<<<<

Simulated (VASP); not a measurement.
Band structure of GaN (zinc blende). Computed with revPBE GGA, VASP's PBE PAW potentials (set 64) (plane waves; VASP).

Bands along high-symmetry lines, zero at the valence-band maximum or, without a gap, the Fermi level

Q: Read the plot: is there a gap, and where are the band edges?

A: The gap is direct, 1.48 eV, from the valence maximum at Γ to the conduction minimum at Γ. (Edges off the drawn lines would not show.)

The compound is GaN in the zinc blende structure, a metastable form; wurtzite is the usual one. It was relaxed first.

>>>>

_Work request_:
Nothing in the listing should change; repeat it in full.

_Exercise solution_:
Simulated (VASP); not a measurement.
Band structure of GaN (zinc blende). Computed with revPBE GGA, VASP's PBE PAW potentials (set 64) (plane waves; VASP).

Bands along high-symmetry lines, zero at the valence-band maximum or, without a gap, the Fermi level

Q: Read the plot: is there a gap, and where are the band edges?

A: The gap is direct, 1.48 eV, from the valence maximum at Γ to the conduction minimum at Γ. (Edges off the drawn lines would not show.)

The compound is GaN in the zinc blende structure, a metastable form; wurtzite is the usual one. It was relaxed first.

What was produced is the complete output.